» **WORK INSTRUCTION**: Please copy exactly the lines from the top of the data through the line containing "Question: Estimate the wall time of this run.", and nothing else.

» **EXCERPTED RECORDS**:
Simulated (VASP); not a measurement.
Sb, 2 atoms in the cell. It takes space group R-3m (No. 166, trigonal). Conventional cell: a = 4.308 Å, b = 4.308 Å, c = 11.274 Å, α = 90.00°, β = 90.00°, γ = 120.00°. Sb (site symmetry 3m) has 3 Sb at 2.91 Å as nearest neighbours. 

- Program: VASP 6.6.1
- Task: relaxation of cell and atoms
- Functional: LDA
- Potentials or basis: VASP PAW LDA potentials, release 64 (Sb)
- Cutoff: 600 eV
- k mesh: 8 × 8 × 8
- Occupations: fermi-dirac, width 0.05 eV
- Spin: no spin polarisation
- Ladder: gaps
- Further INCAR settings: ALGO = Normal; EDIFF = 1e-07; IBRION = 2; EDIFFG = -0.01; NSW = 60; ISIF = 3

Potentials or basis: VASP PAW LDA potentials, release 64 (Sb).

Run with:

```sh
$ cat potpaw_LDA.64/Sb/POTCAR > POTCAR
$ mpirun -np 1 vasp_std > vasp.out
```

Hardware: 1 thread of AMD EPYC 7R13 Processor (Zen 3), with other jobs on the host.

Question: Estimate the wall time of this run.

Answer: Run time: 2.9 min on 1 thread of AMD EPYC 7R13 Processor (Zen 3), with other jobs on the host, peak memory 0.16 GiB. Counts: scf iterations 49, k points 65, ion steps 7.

» **REPLY**:
Simulated (VASP); not a measurement.
Sb, 2 atoms in the cell. It takes space group R-3m (No. 166, trigonal). Conventional cell: a = 4.308 Å, b = 4.308 Å, c = 11.274 Å, α = 90.00°, β = 90.00°, γ = 120.00°. Sb (site symmetry 3m) has 3 Sb at 2.91 Å as nearest neighbours. 

- Program: VASP 6.6.1
- Task: relaxation of cell and atoms
- Functional: LDA
- Potentials or basis: VASP PAW LDA potentials, release 64 (Sb)
- Cutoff: 600 eV
- k mesh: 8 × 8 × 8
- Occupations: fermi-dirac, width 0.05 eV
- Spin: no spin polarisation
- Ladder: gaps
- Further INCAR settings: ALGO = Normal; EDIFF = 1e-07; IBRION = 2; EDIFFG = -0.01; NSW = 60; ISIF = 3

Potentials or basis: VASP PAW LDA potentials, release 64 (Sb).

Run with:

```sh
$ cat potpaw_LDA.64/Sb/POTCAR > POTCAR
$ mpirun -np 1 vasp_std > vasp.out
```

Hardware: 1 thread of AMD EPYC 7R13 Processor (Zen 3), with other jobs on the host.

Question: Estimate the wall time of this run.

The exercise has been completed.